RECORDED INFORMATION:
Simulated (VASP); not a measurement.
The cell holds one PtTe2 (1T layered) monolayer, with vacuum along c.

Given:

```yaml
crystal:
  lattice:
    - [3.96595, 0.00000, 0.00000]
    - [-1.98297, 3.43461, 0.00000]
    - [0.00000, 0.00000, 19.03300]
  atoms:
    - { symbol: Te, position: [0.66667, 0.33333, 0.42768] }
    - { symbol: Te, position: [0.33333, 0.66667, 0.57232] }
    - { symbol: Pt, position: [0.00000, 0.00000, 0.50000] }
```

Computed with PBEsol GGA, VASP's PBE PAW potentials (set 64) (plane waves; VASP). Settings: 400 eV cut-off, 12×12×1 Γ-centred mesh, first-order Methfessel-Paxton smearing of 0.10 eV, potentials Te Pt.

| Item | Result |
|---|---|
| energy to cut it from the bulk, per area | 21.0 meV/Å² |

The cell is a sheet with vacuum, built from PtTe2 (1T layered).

WORK INSTRUCTION: Everything in the material should be repeated exactly as written.

ANSWER BOX:
Simulated (VASP); not a measurement.
The cell holds one PtTe2 (1T layered) monolayer, with vacuum along c.

Given:

```yaml
crystal:
  lattice:
    - [3.96595, 0.00000, 0.00000]
    - [-1.98297, 3.43461, 0.00000]
    - [0.00000, 0.00000, 19.03300]
  atoms:
    - { symbol: Te, position: [0.66667, 0.33333, 0.42768] }
    - { symbol: Te, position: [0.33333, 0.66667, 0.57232] }
    - { symbol: Pt, position: [0.00000, 0.00000, 0.50000] }
```

Computed with PBEsol GGA, VASP's PBE PAW potentials (set 64) (plane waves; VASP). Settings: 400 eV cut-off, 12×12×1 Γ-centred mesh, first-order Methfessel-Paxton smearing of 0.10 eV, potentials Te Pt.

| Item | Result |
|---|---|
| energy to cut it from the bulk, per area | 21.0 meV/Å² |

The cell is a sheet with vacuum, built from PtTe2 (1T layered).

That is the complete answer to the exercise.